# # # # #

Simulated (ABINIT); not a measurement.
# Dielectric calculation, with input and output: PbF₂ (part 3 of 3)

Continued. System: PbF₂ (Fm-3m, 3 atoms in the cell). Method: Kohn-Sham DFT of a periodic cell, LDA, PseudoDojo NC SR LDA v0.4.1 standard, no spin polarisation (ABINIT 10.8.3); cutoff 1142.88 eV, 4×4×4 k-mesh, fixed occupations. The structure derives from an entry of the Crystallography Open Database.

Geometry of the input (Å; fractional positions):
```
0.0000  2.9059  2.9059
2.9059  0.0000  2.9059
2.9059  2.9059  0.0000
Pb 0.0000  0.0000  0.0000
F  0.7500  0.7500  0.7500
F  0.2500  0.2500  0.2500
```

# # # # #

**REQUIREMENT**
Extract the whole listing, character for character.

**TASK OUTPUT**
Simulated (ABINIT); not a measurement.
# Dielectric calculation, with input and output: PbF₂ (part 3 of 3)

Continued. System: PbF₂ (Fm-3m, 3 atoms in the cell). Method: Kohn-Sham DFT of a periodic cell, LDA, PseudoDojo NC SR LDA v0.4.1 standard, no spin polarisation (ABINIT 10.8.3); cutoff 1142.88 eV, 4×4×4 k-mesh, fixed occupations. The structure derives from an entry of the Crystallography Open Database.

Geometry of the input (Å; fractional positions):
```
0.0000  2.9059  2.9059
2.9059  0.0000  2.9059
2.9059  2.9059  0.0000
Pb 0.0000  0.0000  0.0000
F  0.7500  0.7500  0.7500
F  0.2500  0.2500  0.2500
```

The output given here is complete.